Entries shown: Begin
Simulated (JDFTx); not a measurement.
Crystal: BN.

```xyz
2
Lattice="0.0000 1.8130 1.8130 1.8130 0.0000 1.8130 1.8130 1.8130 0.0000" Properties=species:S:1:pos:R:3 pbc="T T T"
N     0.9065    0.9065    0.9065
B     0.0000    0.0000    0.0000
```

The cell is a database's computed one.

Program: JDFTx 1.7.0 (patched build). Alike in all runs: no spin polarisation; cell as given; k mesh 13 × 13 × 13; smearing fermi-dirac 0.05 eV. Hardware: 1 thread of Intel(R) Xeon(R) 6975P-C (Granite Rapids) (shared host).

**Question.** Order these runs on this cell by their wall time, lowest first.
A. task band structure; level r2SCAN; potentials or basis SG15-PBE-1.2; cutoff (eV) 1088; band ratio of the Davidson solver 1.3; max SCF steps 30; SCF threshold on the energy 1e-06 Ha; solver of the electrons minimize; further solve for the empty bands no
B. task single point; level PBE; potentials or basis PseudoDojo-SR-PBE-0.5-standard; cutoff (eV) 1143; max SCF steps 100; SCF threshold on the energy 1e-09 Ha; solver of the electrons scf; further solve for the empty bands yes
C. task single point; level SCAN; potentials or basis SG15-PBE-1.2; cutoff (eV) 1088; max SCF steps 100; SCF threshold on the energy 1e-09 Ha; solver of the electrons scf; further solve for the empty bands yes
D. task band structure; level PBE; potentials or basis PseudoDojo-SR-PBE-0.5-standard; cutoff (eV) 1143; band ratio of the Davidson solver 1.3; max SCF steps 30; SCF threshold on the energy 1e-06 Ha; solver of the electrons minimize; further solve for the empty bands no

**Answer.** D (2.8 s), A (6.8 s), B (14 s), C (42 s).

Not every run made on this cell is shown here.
Entries shown: End

### Brief
Taking the line with "B. task single" as the first and the line with "s), C (42 s)." as the last, retype that stretch of the data above exactly, with no other lines.

### Written reply
B. task single point; level PBE; potentials or basis PseudoDojo-SR-PBE-0.5-standard; cutoff (eV) 1143; max SCF steps 100; SCF threshold on the energy 1e-09 Ha; solver of the electrons scf; further solve for the empty bands yes
C. task single point; level SCAN; potentials or basis SG15-PBE-1.2; cutoff (eV) 1088; max SCF steps 100; SCF threshold on the energy 1e-09 Ha; solver of the electrons scf; further solve for the empty bands yes
D. task band structure; level PBE; potentials or basis PseudoDojo-SR-PBE-0.5-standard; cutoff (eV) 1143; band ratio of the Davidson solver 1.3; max SCF steps 30; SCF threshold on the energy 1e-06 Ha; solver of the electrons minimize; further solve for the empty bands no

**Answer.** D (2.8 s), A (6.8 s), B (14 s), C (42 s).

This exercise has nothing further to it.